▶ [GIVEN ENTRIES]:
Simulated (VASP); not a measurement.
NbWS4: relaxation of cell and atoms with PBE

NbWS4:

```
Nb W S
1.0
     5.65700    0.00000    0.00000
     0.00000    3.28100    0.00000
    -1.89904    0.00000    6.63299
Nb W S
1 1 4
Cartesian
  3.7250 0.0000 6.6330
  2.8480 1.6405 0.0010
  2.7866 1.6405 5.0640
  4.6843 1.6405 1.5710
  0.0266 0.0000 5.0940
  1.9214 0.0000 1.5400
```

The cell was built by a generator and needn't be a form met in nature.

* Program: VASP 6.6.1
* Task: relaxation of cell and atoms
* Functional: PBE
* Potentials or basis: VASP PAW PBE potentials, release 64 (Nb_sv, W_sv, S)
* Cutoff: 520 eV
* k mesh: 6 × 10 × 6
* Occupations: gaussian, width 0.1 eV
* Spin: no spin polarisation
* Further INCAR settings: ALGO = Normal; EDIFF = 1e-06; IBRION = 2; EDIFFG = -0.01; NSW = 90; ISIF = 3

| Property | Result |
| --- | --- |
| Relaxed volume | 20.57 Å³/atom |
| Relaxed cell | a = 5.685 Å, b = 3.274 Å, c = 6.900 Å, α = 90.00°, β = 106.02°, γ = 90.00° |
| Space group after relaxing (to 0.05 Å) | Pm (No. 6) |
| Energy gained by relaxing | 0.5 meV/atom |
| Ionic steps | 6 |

▶ [EXERCISE]: Once you have read the material above, write all of it out again exactly.

▶ [REPLY]:
Simulated (VASP); not a measurement.
NbWS4: relaxation of cell and atoms with PBE

NbWS4:

```
Nb W S
1.0
     5.65700    0.00000    0.00000
     0.00000    3.28100    0.00000
    -1.89904    0.00000    6.63299
Nb W S
1 1 4
Cartesian
  3.7250 0.0000 6.6330
  2.8480 1.6405 0.0010
  2.7866 1.6405 5.0640
  4.6843 1.6405 1.5710
  0.0266 0.0000 5.0940
  1.9214 0.0000 1.5400
```

The cell was built by a generator and needn't be a form met in nature.

* Program: VASP 6.6.1
* Task: relaxation of cell and atoms
* Functional: PBE
* Potentials or basis: VASP PAW PBE potentials, release 64 (Nb_sv, W_sv, S)
* Cutoff: 520 eV
* k mesh: 6 × 10 × 6
* Occupations: gaussian, width 0.1 eV
* Spin: no spin polarisation
* Further INCAR settings: ALGO = Normal; EDIFF = 1e-06; IBRION = 2; EDIFFG = -0.01; NSW = 90; ISIF = 3

| Property | Result |
| --- | --- |
| Relaxed volume | 20.57 Å³/atom |
| Relaxed cell | a = 5.685 Å, b = 3.274 Å, c = 6.900 Å, α = 90.00°, β = 106.02°, γ = 90.00° |
| Space group after relaxing (to 0.05 Å) | Pm (No. 6) |
| Energy gained by relaxing | 0.5 meV/atom |
| Ionic steps | 6 |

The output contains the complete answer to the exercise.